** SOURCE DATA follows **

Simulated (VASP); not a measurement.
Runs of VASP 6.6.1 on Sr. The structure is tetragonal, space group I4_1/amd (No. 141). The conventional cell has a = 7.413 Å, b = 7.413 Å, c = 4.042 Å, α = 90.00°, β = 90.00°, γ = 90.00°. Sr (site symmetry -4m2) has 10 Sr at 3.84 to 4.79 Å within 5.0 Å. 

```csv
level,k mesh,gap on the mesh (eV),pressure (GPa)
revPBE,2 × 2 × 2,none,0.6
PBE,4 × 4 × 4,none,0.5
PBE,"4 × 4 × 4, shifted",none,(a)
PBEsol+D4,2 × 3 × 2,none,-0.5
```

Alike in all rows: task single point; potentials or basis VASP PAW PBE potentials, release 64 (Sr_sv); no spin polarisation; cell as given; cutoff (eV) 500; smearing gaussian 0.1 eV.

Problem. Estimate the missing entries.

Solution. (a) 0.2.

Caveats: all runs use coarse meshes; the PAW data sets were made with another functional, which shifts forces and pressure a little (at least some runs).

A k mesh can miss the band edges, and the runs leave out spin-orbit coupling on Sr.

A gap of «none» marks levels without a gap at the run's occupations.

** End of SOURCE DATA **

> ACTIVITY
Give only the lines from the one holding "Caveats: all runs" through the one holding "A k mesh can", each restated exactly as it appears above.

> ANSWER BOX
Caveats: all runs use coarse meshes; the PAW data sets were made with another functional, which shifts forces and pressure a little (at least some runs).

A k mesh can miss the band edges, and the runs leave out spin-orbit coupling on Sr.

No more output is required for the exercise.